**Work order:**
Please restate each entry that follows word for word.

**Entries shown:**
━━━━━━━━━━━━━━━━

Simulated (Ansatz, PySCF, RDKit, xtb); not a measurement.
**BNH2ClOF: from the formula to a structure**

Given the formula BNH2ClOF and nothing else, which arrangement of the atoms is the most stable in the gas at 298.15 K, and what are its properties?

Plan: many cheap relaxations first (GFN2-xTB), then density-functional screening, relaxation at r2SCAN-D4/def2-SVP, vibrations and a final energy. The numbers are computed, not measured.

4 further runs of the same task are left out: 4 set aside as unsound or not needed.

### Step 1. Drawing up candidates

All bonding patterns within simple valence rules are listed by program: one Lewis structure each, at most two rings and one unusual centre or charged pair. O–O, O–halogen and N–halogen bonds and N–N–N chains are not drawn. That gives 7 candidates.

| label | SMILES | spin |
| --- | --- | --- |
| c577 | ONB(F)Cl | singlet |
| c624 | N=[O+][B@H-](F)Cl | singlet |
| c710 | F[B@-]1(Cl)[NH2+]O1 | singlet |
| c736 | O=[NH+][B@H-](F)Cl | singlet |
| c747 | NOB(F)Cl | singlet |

━━━━━━━━━━━━━━━━

**Exercise solution:**
Simulated (Ansatz, PySCF, RDKit, xtb); not a measurement.
**BNH2ClOF: from the formula to a structure**

Given the formula BNH2ClOF and nothing else, which arrangement of the atoms is the most stable in the gas at 298.15 K, and what are its properties?

Plan: many cheap relaxations first (GFN2-xTB), then density-functional screening, relaxation at r2SCAN-D4/def2-SVP, vibrations and a final energy. The numbers are computed, not measured.

4 further runs of the same task are left out: 4 set aside as unsound or not needed.

### Step 1. Drawing up candidates

All bonding patterns within simple valence rules are listed by program: one Lewis structure each, at most two rings and one unusual centre or charged pair. O–O, O–halogen and N–halogen bonds and N–N–N chains are not drawn. That gives 7 candidates.

| label | SMILES | spin |
| --- | --- | --- |
| c577 | ONB(F)Cl | singlet |
| c624 | N=[O+][B@H-](F)Cl | singlet |
| c710 | F[B@-]1(Cl)[NH2+]O1 | singlet |
| c736 | O=[NH+][B@H-](F)Cl | singlet |
| c747 | NOB(F)Cl | singlet |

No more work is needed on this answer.